> **Work task**
Beginning with the first line and ending with the one containing "Question: Which candidate gave the map?", copy the lines of the listing below exactly; omit everything else.

Top of Data provided
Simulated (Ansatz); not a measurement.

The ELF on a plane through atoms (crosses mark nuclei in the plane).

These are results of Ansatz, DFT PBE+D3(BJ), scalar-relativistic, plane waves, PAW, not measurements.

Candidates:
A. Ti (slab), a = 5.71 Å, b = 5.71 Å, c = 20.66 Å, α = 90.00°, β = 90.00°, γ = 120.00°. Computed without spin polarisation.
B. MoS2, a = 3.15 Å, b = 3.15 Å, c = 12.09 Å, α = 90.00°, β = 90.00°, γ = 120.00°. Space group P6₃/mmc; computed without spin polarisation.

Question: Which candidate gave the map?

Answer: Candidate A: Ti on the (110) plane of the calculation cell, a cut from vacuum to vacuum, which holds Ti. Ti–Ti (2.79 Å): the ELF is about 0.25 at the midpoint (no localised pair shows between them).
Bottom of Data provided

> **Task output**
Simulated (Ansatz); not a measurement.

The ELF on a plane through atoms (crosses mark nuclei in the plane).

These are results of Ansatz, DFT PBE+D3(BJ), scalar-relativistic, plane waves, PAW, not measurements.

Candidates:
A. Ti (slab), a = 5.71 Å, b = 5.71 Å, c = 20.66 Å, α = 90.00°, β = 90.00°, γ = 120.00°. Computed without spin polarisation.
B. MoS2, a = 3.15 Å, b = 3.15 Å, c = 12.09 Å, α = 90.00°, β = 90.00°, γ = 120.00°. Space group P6₃/mmc; computed without spin polarisation.

Question: Which candidate gave the map?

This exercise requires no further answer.